★ ★ ★
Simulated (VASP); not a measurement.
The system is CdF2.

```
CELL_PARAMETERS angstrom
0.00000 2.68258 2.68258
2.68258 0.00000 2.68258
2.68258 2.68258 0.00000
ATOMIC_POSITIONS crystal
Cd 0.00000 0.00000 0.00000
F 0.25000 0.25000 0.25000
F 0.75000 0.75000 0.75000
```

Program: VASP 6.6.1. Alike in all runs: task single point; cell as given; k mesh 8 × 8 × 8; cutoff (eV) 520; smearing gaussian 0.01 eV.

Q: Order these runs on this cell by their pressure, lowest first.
★ ★ ★

§ Work item: With nothing added or dropped, write out every entry.

§ Answer section:
Simulated (VASP); not a measurement.
The system is CdF2.

```
CELL_PARAMETERS angstrom
0.00000 2.68258 2.68258
2.68258 0.00000 2.68258
2.68258 2.68258 0.00000
ATOMIC_POSITIONS crystal
Cd 0.00000 0.00000 0.00000
F 0.25000 0.25000 0.25000
F 0.75000 0.75000 0.75000
```

Program: VASP 6.6.1. Alike in all runs: task single point; cell as given; k mesh 8 × 8 × 8; cutoff (eV) 520; smearing gaussian 0.01 eV.

Q: Order these runs on this cell by their pressure, lowest first.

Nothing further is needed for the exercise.